◆ **RECORDED DATA**:
--------

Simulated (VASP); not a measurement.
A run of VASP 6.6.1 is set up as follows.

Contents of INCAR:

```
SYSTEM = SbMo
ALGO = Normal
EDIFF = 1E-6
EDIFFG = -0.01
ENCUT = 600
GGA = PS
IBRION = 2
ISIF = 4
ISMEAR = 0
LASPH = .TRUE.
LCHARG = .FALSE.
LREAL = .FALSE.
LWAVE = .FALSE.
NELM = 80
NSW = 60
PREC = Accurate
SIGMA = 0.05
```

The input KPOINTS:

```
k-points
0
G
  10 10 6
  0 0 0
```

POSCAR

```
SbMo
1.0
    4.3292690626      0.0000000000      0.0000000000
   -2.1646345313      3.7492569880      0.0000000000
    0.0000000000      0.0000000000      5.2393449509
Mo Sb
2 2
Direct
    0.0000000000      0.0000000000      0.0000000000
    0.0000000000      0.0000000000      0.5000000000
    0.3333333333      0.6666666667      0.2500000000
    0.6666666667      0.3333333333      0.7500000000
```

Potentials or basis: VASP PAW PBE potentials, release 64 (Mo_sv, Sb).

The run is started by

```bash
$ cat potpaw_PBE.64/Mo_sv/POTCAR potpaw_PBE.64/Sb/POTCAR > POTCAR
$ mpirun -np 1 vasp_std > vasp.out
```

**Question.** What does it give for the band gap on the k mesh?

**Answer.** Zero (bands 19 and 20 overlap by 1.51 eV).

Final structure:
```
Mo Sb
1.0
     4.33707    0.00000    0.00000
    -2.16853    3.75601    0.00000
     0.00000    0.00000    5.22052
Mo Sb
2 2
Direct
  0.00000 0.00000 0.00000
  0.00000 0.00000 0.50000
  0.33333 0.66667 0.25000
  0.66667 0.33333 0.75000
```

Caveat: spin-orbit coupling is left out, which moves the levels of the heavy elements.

--------

◆ **ASSIGNMENT**: Nothing should be returned except the lines from the first line of the data above through the line with "Potentials or basis: VASP", each one exact.

◆ **RESPONSE**:
Simulated (VASP); not a measurement.
A run of VASP 6.6.1 is set up as follows.

Contents of INCAR:

```
SYSTEM = SbMo
ALGO = Normal
EDIFF = 1E-6
EDIFFG = -0.01
ENCUT = 600
GGA = PS
IBRION = 2
ISIF = 4
ISMEAR = 0
LASPH = .TRUE.
LCHARG = .FALSE.
LREAL = .FALSE.
LWAVE = .FALSE.
NELM = 80
NSW = 60
PREC = Accurate
SIGMA = 0.05
```

The input KPOINTS:

```
k-points
0
G
  10 10 6
  0 0 0
```

POSCAR

```
SbMo
1.0
    4.3292690626      0.0000000000      0.0000000000
   -2.1646345313      3.7492569880      0.0000000000
    0.0000000000      0.0000000000      5.2393449509
Mo Sb
2 2
Direct
    0.0000000000      0.0000000000      0.0000000000
    0.0000000000      0.0000000000      0.5000000000
    0.3333333333      0.6666666667      0.2500000000
    0.6666666667      0.3333333333      0.7500000000
```

Potentials or basis: VASP PAW PBE potentials, release 64 (Mo_sv, Sb).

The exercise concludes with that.